DATASET
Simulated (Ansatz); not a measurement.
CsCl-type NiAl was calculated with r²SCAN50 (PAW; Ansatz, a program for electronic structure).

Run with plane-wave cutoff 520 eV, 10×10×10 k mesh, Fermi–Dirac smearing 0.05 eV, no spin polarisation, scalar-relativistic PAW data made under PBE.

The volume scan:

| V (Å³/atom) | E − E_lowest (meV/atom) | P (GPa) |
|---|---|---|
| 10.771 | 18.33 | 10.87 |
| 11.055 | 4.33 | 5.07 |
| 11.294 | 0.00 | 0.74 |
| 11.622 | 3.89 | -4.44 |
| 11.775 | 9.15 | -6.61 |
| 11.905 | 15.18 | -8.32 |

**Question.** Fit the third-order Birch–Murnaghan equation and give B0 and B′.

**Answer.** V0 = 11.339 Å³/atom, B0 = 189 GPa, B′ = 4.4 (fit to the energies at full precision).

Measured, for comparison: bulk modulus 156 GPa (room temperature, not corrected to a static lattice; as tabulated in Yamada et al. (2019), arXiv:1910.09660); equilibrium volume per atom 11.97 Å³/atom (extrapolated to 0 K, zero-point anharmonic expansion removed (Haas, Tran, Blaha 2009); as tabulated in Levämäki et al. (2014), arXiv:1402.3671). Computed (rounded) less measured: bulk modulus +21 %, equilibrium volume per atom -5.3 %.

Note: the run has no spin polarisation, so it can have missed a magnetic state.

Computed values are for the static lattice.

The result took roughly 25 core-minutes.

WORK REQUEST
All of the data shown above must be copied exactly.

EXPECTED ANSWER
Simulated (Ansatz); not a measurement.
CsCl-type NiAl was calculated with r²SCAN50 (PAW; Ansatz, a program for electronic structure).

Run with plane-wave cutoff 520 eV, 10×10×10 k mesh, Fermi–Dirac smearing 0.05 eV, no spin polarisation, scalar-relativistic PAW data made under PBE.

The volume scan:

| V (Å³/atom) | E − E_lowest (meV/atom) | P (GPa) |
|---|---|---|
| 10.771 | 18.33 | 10.87 |
| 11.055 | 4.33 | 5.07 |
| 11.294 | 0.00 | 0.74 |
| 11.622 | 3.89 | -4.44 |
| 11.775 | 9.15 | -6.61 |
| 11.905 | 15.18 | -8.32 |

**Question.** Fit the third-order Birch–Murnaghan equation and give B0 and B′.

**Answer.** V0 = 11.339 Å³/atom, B0 = 189 GPa, B′ = 4.4 (fit to the energies at full precision).

Measured, for comparison: bulk modulus 156 GPa (room temperature, not corrected to a static lattice; as tabulated in Yamada et al. (2019), arXiv:1910.09660); equilibrium volume per atom 11.97 Å³/atom (extrapolated to 0 K, zero-point anharmonic expansion removed (Haas, Tran, Blaha 2009); as tabulated in Levämäki et al. (2014), arXiv:1402.3671). Computed (rounded) less measured: bulk modulus +21 %, equilibrium volume per atom -5.3 %.

Note: the run has no spin polarisation, so it can have missed a magnetic state.

Computed values are for the static lattice.

The result took roughly 25 core-minutes.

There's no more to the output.